Record extracts:
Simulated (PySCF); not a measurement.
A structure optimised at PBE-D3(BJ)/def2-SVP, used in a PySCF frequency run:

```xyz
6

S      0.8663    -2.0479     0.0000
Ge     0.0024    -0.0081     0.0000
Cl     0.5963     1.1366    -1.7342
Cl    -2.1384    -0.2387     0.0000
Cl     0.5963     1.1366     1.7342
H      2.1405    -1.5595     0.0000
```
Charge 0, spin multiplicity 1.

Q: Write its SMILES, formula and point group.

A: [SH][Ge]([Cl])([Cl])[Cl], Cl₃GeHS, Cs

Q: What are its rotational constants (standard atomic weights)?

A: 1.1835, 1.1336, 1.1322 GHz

Work request:
The full set of entries above should be given again exactly.

Answer section:
Simulated (PySCF); not a measurement.
A structure optimised at PBE-D3(BJ)/def2-SVP, used in a PySCF frequency run:

```xyz
6

S      0.8663    -2.0479     0.0000
Ge     0.0024    -0.0081     0.0000
Cl     0.5963     1.1366    -1.7342
Cl    -2.1384    -0.2387     0.0000
Cl     0.5963     1.1366     1.7342
H      2.1405    -1.5595     0.0000
```
Charge 0, spin multiplicity 1.

Q: Write its SMILES, formula and point group.

A: [SH][Ge]([Cl])([Cl])[Cl], Cl₃GeHS, Cs

Q: What are its rotational constants (standard atomic weights)?

A: 1.1835, 1.1336, 1.1322 GHz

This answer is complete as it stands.